* **Work request**
In the entries below, find the line with "- Full model" and the line with "- Dry film = s"; give again those lines and every line between them, exactly.

* **Information provided**
============

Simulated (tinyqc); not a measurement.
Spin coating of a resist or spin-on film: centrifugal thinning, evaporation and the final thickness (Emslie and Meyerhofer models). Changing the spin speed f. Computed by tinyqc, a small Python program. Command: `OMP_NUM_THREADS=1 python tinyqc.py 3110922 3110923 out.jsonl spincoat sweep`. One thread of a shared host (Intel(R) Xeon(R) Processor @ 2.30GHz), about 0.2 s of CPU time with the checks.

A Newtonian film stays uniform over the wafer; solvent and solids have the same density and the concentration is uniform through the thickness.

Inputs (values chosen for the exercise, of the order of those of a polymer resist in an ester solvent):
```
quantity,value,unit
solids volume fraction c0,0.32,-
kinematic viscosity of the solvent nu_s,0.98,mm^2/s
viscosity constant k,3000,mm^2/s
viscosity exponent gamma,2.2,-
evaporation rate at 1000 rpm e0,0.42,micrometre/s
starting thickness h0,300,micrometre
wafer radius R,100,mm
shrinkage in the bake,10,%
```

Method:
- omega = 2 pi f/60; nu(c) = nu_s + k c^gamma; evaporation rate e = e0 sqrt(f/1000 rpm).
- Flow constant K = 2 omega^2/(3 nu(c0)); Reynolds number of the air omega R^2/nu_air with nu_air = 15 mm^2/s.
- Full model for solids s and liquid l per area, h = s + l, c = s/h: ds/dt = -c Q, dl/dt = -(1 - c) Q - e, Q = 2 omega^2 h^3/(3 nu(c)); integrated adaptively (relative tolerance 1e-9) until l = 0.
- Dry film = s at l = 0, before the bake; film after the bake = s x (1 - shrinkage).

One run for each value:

============

* **Problem solution**
- Full model for solids s and liquid l per area, h = s + l, c = s/h: ds/dt = -c Q, dl/dt = -(1 - c) Q - e, Q = 2 omega^2 h^3/(3 nu(c)); integrated adaptively (relative tolerance 1e-9) until l = 0.
- Dry film = s at l = 0, before the bake; film after the bake = s x (1 - shrinkage).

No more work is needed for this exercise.